___ Exercise data
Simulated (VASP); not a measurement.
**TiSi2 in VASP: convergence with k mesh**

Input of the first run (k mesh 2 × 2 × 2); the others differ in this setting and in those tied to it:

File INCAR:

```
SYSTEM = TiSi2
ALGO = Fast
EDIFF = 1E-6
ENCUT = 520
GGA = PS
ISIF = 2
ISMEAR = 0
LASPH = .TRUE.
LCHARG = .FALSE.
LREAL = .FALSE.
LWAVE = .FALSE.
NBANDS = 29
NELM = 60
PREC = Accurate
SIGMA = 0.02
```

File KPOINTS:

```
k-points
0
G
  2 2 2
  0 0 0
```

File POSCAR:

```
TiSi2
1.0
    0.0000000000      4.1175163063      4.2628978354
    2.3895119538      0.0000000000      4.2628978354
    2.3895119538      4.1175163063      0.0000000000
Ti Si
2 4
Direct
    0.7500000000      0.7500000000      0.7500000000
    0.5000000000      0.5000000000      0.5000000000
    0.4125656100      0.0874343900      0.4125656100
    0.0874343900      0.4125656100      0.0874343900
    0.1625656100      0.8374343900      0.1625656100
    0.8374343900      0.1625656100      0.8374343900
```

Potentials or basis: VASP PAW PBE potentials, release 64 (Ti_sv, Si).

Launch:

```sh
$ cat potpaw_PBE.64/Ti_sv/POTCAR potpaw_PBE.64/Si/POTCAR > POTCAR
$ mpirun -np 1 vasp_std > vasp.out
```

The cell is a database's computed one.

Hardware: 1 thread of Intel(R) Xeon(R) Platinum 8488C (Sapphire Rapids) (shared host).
______

Work item = Nothing should be returned except the lines from the first line of the data above through the line with "The cell is a database's computed one.", each one exact.

Answer area =
Simulated (VASP); not a measurement.
**TiSi2 in VASP: convergence with k mesh**

Input of the first run (k mesh 2 × 2 × 2); the others differ in this setting and in those tied to it:

File INCAR:

```
SYSTEM = TiSi2
ALGO = Fast
EDIFF = 1E-6
ENCUT = 520
GGA = PS
ISIF = 2
ISMEAR = 0
LASPH = .TRUE.
LCHARG = .FALSE.
LREAL = .FALSE.
LWAVE = .FALSE.
NBANDS = 29
NELM = 60
PREC = Accurate
SIGMA = 0.02
```

File KPOINTS:

```
k-points
0
G
  2 2 2
  0 0 0
```

File POSCAR:

```
TiSi2
1.0
    0.0000000000      4.1175163063      4.2628978354
    2.3895119538      0.0000000000      4.2628978354
    2.3895119538      4.1175163063      0.0000000000
Ti Si
2 4
Direct
    0.7500000000      0.7500000000      0.7500000000
    0.5000000000      0.5000000000      0.5000000000
    0.4125656100      0.0874343900      0.4125656100
    0.0874343900      0.4125656100      0.0874343900
    0.1625656100      0.8374343900      0.1625656100
    0.8374343900      0.1625656100      0.8374343900
```

Potentials or basis: VASP PAW PBE potentials, release 64 (Ti_sv, Si).

Launch:

```sh
$ cat potpaw_PBE.64/Ti_sv/POTCAR potpaw_PBE.64/Si/POTCAR > POTCAR
$ mpirun -np 1 vasp_std > vasp.out
```

The cell is a database's computed one.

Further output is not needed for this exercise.